* _WORK ITEM_
From the data below, please reproduce exactly everything from the line that contains "edge) | m*/mₑ |" down to the line that contains "110 | 2 | 0.000 | -1.38 |", with both ends included.

* _GIVEN ENTRIES_
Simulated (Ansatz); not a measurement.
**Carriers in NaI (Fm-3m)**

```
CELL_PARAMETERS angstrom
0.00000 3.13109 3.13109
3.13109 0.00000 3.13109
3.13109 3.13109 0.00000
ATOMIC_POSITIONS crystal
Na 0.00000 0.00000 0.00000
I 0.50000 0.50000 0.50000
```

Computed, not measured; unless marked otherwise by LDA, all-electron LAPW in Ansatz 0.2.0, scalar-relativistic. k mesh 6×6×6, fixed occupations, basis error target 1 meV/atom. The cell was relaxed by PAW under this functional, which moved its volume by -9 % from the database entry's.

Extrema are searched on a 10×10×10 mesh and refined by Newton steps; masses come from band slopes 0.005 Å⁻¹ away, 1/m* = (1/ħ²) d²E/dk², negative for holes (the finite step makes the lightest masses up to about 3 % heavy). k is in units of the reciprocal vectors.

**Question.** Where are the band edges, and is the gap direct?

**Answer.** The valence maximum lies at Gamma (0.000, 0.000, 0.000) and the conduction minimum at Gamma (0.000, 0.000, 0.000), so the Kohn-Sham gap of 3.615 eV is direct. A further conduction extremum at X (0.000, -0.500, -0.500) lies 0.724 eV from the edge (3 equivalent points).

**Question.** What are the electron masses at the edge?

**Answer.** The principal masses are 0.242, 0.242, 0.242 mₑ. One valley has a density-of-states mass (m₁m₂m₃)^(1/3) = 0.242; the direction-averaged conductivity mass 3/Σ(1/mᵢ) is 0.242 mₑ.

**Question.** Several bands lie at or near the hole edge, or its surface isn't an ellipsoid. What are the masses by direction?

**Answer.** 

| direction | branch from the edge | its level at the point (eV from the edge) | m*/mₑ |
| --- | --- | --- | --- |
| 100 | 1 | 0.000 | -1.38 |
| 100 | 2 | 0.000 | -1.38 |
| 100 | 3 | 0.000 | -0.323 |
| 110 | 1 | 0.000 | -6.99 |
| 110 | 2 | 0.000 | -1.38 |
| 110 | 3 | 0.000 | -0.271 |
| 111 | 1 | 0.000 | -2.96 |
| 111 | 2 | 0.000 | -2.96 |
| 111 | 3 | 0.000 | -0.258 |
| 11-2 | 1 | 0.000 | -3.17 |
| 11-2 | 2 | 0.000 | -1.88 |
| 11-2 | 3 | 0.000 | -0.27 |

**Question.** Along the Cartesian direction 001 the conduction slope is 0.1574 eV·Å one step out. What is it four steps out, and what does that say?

* _EXPECTED ANSWER_
| direction | branch from the edge | its level at the point (eV from the edge) | m*/mₑ |
| --- | --- | --- | --- |
| 100 | 1 | 0.000 | -1.38 |
| 100 | 2 | 0.000 | -1.38 |
| 100 | 3 | 0.000 | -0.323 |
| 110 | 1 | 0.000 | -6.99 |
| 110 | 2 | 0.000 | -1.38 |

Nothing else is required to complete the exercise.